◆ **Information shown**
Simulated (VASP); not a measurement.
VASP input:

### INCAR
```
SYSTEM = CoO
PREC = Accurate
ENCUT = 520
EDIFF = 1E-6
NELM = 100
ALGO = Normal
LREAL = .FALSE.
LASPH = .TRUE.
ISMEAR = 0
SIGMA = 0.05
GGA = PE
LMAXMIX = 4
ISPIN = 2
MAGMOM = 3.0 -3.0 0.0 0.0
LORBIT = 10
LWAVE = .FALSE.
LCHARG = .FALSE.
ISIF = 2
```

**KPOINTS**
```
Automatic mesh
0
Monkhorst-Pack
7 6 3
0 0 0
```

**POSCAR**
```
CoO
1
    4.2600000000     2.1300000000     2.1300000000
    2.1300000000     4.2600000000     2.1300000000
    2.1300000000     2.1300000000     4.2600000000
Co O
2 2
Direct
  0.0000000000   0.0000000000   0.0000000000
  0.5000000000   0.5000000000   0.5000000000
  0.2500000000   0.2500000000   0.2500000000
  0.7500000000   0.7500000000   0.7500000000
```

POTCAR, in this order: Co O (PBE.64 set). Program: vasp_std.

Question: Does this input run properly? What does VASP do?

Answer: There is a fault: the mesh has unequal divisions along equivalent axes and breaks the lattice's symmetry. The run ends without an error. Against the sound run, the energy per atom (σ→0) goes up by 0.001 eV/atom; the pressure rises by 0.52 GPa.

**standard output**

◆ **Work item**
The answer must be a verbatim transcription of the entries above, from the first line through the line that contains "Question: Does this", and nothing more.

◆ **Exercise output**
Simulated (VASP); not a measurement.
VASP input:

### INCAR
```
SYSTEM = CoO
PREC = Accurate
ENCUT = 520
EDIFF = 1E-6
NELM = 100
ALGO = Normal
LREAL = .FALSE.
LASPH = .TRUE.
ISMEAR = 0
SIGMA = 0.05
GGA = PE
LMAXMIX = 4
ISPIN = 2
MAGMOM = 3.0 -3.0 0.0 0.0
LORBIT = 10
LWAVE = .FALSE.
LCHARG = .FALSE.
ISIF = 2
```

**KPOINTS**
```
Automatic mesh
0
Monkhorst-Pack
7 6 3
0 0 0
```

**POSCAR**
```
CoO
1
    4.2600000000     2.1300000000     2.1300000000
    2.1300000000     4.2600000000     2.1300000000
    2.1300000000     2.1300000000     4.2600000000
Co O
2 2
Direct
  0.0000000000   0.0000000000   0.0000000000
  0.5000000000   0.5000000000   0.5000000000
  0.2500000000   0.2500000000   0.2500000000
  0.7500000000   0.7500000000   0.7500000000
```

POTCAR, in this order: Co O (PBE.64 set). Program: vasp_std.

Question: Does this input run properly? What does VASP do?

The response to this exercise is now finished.